Activity: Set down the records that follow exactly, every line of them.

══════════════════════════════

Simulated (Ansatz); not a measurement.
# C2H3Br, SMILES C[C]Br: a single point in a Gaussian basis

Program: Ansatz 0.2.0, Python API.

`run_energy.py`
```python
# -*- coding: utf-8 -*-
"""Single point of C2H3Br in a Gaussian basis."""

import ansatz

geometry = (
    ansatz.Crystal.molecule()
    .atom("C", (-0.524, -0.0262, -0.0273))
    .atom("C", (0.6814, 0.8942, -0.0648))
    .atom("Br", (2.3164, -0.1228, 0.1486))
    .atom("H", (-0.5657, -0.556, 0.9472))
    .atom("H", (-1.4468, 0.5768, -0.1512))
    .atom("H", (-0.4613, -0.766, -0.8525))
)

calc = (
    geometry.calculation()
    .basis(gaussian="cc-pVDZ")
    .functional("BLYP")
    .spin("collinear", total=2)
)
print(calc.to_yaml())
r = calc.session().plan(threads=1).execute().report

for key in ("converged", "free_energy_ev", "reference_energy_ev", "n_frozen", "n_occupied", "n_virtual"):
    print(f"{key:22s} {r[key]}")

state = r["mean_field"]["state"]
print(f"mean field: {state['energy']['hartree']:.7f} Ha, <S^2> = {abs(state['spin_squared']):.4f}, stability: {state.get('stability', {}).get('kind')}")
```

══════════════════════════════

Answer section:
Simulated (Ansatz); not a measurement.
# C2H3Br, SMILES C[C]Br: a single point in a Gaussian basis

Program: Ansatz 0.2.0, Python API.

`run_energy.py`
```python
# -*- coding: utf-8 -*-
"""Single point of C2H3Br in a Gaussian basis."""

import ansatz

geometry = (
    ansatz.Crystal.molecule()
    .atom("C", (-0.524, -0.0262, -0.0273))
    .atom("C", (0.6814, 0.8942, -0.0648))
    .atom("Br", (2.3164, -0.1228, 0.1486))
    .atom("H", (-0.5657, -0.556, 0.9472))
    .atom("H", (-1.4468, 0.5768, -0.1512))
    .atom("H", (-0.4613, -0.766, -0.8525))
)

calc = (
    geometry.calculation()
    .basis(gaussian="cc-pVDZ")
    .functional("BLYP")
    .spin("collinear", total=2)
)
print(calc.to_yaml())
r = calc.session().plan(threads=1).execute().report

for key in ("converged", "free_energy_ev", "reference_energy_ev", "n_frozen", "n_occupied", "n_virtual"):
    print(f"{key:22s} {r[key]}")

state = r["mean_field"]["state"]
print(f"mean field: {state['energy']['hartree']:.7f} Ha, <S^2> = {abs(state['spin_squared']):.4f}, stability: {state.get('stability', {}).get('kind')}")
```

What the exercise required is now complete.